Top of SOURCE INFORMATION
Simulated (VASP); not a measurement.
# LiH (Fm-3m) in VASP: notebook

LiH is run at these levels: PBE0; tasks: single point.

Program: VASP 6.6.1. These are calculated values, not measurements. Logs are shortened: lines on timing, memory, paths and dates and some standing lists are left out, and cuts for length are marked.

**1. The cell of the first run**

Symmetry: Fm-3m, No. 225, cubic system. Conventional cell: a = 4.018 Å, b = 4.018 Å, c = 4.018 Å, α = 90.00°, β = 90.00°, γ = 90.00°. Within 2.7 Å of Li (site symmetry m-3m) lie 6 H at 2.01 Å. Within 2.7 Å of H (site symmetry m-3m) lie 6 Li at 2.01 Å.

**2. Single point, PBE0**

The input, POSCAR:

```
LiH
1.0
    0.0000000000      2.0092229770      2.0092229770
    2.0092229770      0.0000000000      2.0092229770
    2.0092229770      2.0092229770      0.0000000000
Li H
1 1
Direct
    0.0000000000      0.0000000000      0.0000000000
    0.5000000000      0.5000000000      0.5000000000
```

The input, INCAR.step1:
Bottom of SOURCE INFORMATION

▶ ACTION ITEM
Set every line down again exactly. Begin with the first line of the entries and finish with the line containing "the first run**".

▶ ANSWER BOX
Simulated (VASP); not a measurement.
# LiH (Fm-3m) in VASP: notebook

LiH is run at these levels: PBE0; tasks: single point.

Program: VASP 6.6.1. These are calculated values, not measurements. Logs are shortened: lines on timing, memory, paths and dates and some standing lists are left out, and cuts for length are marked.

**1. The cell of the first run**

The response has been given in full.